**WORK REQUEST**
A word-for-word repetition of all the entries is needed.

**DATA EXTRACT**
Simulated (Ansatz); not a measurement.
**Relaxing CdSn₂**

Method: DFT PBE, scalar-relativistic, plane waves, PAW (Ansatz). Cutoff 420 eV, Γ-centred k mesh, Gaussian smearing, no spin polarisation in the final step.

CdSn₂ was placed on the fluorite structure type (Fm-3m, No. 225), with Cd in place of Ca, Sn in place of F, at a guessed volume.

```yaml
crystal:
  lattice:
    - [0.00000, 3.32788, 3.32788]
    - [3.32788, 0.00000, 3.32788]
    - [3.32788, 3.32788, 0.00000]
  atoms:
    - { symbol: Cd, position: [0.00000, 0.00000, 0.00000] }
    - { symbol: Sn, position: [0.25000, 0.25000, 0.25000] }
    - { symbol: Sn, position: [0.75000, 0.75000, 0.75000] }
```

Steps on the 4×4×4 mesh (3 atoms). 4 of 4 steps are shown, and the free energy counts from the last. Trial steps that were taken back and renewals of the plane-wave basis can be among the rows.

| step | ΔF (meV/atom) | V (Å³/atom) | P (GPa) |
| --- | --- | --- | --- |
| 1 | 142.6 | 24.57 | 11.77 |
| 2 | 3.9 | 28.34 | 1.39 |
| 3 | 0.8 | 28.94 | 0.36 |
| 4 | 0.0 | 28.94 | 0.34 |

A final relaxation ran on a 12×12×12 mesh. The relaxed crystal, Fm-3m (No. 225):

**EXERCISE ANSWER**
Simulated (Ansatz); not a measurement.
**Relaxing CdSn₂**

Method: DFT PBE, scalar-relativistic, plane waves, PAW (Ansatz). Cutoff 420 eV, Γ-centred k mesh, Gaussian smearing, no spin polarisation in the final step.

CdSn₂ was placed on the fluorite structure type (Fm-3m, No. 225), with Cd in place of Ca, Sn in place of F, at a guessed volume.

```yaml
crystal:
  lattice:
    - [0.00000, 3.32788, 3.32788]
    - [3.32788, 0.00000, 3.32788]
    - [3.32788, 3.32788, 0.00000]
  atoms:
    - { symbol: Cd, position: [0.00000, 0.00000, 0.00000] }
    - { symbol: Sn, position: [0.25000, 0.25000, 0.25000] }
    - { symbol: Sn, position: [0.75000, 0.75000, 0.75000] }
```

Steps on the 4×4×4 mesh (3 atoms). 4 of 4 steps are shown, and the free energy counts from the last. Trial steps that were taken back and renewals of the plane-wave basis can be among the rows.

| step | ΔF (meV/atom) | V (Å³/atom) | P (GPa) |
| --- | --- | --- | --- |
| 1 | 142.6 | 24.57 | 11.77 |
| 2 | 3.9 | 28.34 | 1.39 |
| 3 | 0.8 | 28.94 | 0.36 |
| 4 | 0.0 | 28.94 | 0.34 |

A final relaxation ran on a 12×12×12 mesh. The relaxed crystal, Fm-3m (No. 225):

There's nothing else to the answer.